(Beginning of Information given)

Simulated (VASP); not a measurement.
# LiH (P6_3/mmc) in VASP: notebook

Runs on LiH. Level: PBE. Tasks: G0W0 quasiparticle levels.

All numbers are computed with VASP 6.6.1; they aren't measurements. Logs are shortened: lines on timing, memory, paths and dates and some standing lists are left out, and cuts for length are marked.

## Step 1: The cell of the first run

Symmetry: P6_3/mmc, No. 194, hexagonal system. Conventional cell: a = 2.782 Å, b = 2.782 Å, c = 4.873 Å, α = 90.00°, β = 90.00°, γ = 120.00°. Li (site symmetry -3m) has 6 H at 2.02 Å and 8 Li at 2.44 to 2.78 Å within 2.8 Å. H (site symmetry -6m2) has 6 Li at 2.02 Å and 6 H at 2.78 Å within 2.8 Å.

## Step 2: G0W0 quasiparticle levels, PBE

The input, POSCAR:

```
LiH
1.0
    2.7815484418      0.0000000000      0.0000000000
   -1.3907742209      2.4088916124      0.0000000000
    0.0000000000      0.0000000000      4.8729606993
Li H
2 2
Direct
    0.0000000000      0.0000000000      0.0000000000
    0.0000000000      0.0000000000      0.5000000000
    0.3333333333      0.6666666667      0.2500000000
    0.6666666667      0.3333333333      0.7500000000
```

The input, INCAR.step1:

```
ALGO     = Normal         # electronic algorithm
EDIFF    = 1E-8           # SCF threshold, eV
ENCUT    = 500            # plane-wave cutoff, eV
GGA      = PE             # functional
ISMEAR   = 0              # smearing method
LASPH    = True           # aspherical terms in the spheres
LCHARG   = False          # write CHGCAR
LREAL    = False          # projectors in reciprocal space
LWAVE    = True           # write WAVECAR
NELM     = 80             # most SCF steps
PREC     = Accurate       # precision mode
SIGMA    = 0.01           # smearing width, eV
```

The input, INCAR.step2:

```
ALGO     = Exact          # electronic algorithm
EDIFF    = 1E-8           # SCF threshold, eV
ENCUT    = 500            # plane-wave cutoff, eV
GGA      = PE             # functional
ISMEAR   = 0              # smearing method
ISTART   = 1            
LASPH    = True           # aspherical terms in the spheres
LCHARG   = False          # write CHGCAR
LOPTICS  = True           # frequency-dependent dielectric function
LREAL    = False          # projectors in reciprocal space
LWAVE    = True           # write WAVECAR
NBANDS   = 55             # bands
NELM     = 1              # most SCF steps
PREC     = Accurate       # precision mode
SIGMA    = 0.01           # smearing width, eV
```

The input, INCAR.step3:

(End of Information given)

**Work item**: Stop at the line containing "## Step 1: The cell of the first run". Please print exactly every line before it from the start of the records, plus that line itself, and nothing else.

**Exercise answer**:
Simulated (VASP); not a measurement.
# LiH (P6_3/mmc) in VASP: notebook

Runs on LiH. Level: PBE. Tasks: G0W0 quasiparticle levels.

All numbers are computed with VASP 6.6.1; they aren't measurements. Logs are shortened: lines on timing, memory, paths and dates and some standing lists are left out, and cuts for length are marked.

## Step 1: The cell of the first run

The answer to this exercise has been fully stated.